Raw data ▸
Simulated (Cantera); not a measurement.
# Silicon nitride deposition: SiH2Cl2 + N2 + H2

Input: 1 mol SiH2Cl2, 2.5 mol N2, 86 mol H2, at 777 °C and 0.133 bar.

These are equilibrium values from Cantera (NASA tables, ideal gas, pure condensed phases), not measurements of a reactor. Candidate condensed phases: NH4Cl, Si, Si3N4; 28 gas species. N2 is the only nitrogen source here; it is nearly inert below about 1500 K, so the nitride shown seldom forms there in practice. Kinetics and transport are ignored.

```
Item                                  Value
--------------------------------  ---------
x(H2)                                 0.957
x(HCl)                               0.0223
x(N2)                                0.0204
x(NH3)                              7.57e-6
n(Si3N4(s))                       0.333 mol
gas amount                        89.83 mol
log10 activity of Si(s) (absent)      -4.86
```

Activity ▸ What's wanted is a faithful copy of each entry above.

Task answer ▸
Simulated (Cantera); not a measurement.
# Silicon nitride deposition: SiH2Cl2 + N2 + H2

Input: 1 mol SiH2Cl2, 2.5 mol N2, 86 mol H2, at 777 °C and 0.133 bar.

These are equilibrium values from Cantera (NASA tables, ideal gas, pure condensed phases), not measurements of a reactor. Candidate condensed phases: NH4Cl, Si, Si3N4; 28 gas species. N2 is the only nitrogen source here; it is nearly inert below about 1500 K, so the nitride shown seldom forms there in practice. Kinetics and transport are ignored.

```
Item                                  Value
--------------------------------  ---------
x(H2)                                 0.957
x(HCl)                               0.0223
x(N2)                                0.0204
x(NH3)                              7.57e-6
n(Si3N4(s))                       0.333 mol
gas amount                        89.83 mol
log10 activity of Si(s) (absent)      -4.86
```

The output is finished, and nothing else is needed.